WORK TASK: When you reach the listing, restate it word for word, leaving nothing out.

PROVIDED INFORMATION:
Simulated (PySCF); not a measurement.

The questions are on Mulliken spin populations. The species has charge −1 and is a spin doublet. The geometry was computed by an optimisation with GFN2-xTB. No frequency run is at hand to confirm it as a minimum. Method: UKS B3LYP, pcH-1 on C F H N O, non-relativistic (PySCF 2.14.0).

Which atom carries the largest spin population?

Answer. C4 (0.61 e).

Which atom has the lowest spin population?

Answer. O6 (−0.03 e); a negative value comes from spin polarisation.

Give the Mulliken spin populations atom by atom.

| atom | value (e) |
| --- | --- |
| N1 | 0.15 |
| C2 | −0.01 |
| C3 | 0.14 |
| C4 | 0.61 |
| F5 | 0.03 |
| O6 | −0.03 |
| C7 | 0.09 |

TASK RESULT:
Simulated (PySCF); not a measurement.

The questions are on Mulliken spin populations. The species has charge −1 and is a spin doublet. The geometry was computed by an optimisation with GFN2-xTB. No frequency run is at hand to confirm it as a minimum. Method: UKS B3LYP, pcH-1 on C F H N O, non-relativistic (PySCF 2.14.0).

Which atom carries the largest spin population?

Answer. C4 (0.61 e).

Which atom has the lowest spin population?

Answer. O6 (−0.03 e); a negative value comes from spin polarisation.

Give the Mulliken spin populations atom by atom.

| atom | value (e) |
| --- | --- |
| N1 | 0.15 |
| C2 | −0.01 |
| C3 | 0.14 |
| C4 | 0.61 |
| F5 | 0.03 |
| O6 | −0.03 |
| C7 | 0.09 |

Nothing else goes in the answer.